:: SUPPLIED ENTRIES

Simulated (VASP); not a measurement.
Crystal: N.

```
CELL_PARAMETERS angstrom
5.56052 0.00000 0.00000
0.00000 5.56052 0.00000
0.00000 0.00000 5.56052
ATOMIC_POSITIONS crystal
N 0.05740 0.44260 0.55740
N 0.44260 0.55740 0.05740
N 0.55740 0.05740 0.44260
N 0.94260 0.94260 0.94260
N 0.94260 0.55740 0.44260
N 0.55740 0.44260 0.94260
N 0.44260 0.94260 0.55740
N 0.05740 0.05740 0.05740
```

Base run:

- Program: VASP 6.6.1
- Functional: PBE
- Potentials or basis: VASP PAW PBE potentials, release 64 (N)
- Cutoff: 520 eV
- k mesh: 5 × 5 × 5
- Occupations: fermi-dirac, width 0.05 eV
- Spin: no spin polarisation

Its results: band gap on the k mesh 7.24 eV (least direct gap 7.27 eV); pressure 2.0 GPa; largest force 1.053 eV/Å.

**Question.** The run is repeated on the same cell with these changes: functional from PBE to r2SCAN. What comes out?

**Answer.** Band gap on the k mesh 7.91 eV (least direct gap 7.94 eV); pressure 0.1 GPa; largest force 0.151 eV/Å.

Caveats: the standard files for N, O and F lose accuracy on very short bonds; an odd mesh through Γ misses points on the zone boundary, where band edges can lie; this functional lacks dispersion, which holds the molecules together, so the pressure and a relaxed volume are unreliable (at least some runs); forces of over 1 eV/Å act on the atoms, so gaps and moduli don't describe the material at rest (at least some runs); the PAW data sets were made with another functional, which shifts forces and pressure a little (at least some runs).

::::

## ASSIGNMENT
Set down the lines of the listing above verbatim, first line through the line containing "- Occupations: fermi-dirac, width 0.05 eV", inclusive; add no other lines.

## WRITTEN ANSWER
Simulated (VASP); not a measurement.
Crystal: N.

```
CELL_PARAMETERS angstrom
5.56052 0.00000 0.00000
0.00000 5.56052 0.00000
0.00000 0.00000 5.56052
ATOMIC_POSITIONS crystal
N 0.05740 0.44260 0.55740
N 0.44260 0.55740 0.05740
N 0.55740 0.05740 0.44260
N 0.94260 0.94260 0.94260
N 0.94260 0.55740 0.44260
N 0.55740 0.44260 0.94260
N 0.44260 0.94260 0.55740
N 0.05740 0.05740 0.05740
```

Base run:

- Program: VASP 6.6.1
- Functional: PBE
- Potentials or basis: VASP PAW PBE potentials, release 64 (N)
- Cutoff: 520 eV
- k mesh: 5 × 5 × 5
- Occupations: fermi-dirac, width 0.05 eV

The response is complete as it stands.